Within the records below is a range that opens at the line with "Charge states of" and closes at the line with "Main program and". Return that range word for word, both ends included, and only that range.

════

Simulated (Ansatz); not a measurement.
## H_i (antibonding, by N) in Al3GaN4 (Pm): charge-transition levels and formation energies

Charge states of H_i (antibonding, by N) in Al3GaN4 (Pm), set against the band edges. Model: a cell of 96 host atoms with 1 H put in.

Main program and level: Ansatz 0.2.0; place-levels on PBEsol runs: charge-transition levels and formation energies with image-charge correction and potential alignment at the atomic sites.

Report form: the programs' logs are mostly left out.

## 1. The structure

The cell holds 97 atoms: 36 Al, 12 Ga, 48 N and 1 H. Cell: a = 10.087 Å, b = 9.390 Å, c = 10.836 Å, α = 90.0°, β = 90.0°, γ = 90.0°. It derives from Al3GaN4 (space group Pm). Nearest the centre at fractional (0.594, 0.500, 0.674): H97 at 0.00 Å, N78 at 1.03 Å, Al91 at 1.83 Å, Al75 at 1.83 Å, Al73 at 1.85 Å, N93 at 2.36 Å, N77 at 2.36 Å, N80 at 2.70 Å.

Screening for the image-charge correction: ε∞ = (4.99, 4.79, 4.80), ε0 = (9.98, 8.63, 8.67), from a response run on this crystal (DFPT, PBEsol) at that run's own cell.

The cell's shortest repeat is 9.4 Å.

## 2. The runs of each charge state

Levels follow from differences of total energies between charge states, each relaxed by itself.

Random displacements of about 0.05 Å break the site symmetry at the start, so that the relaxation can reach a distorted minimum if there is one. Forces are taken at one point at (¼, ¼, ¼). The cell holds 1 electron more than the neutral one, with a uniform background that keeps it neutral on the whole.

════

## Problem solution
Charge states of H_i (antibonding, by N) in Al3GaN4 (Pm), set against the band edges. Model: a cell of 96 host atoms with 1 H put in.

Main program and level: Ansatz 0.2.0; place-levels on PBEsol runs: charge-transition levels and formation energies with image-charge correction and potential alignment at the atomic sites.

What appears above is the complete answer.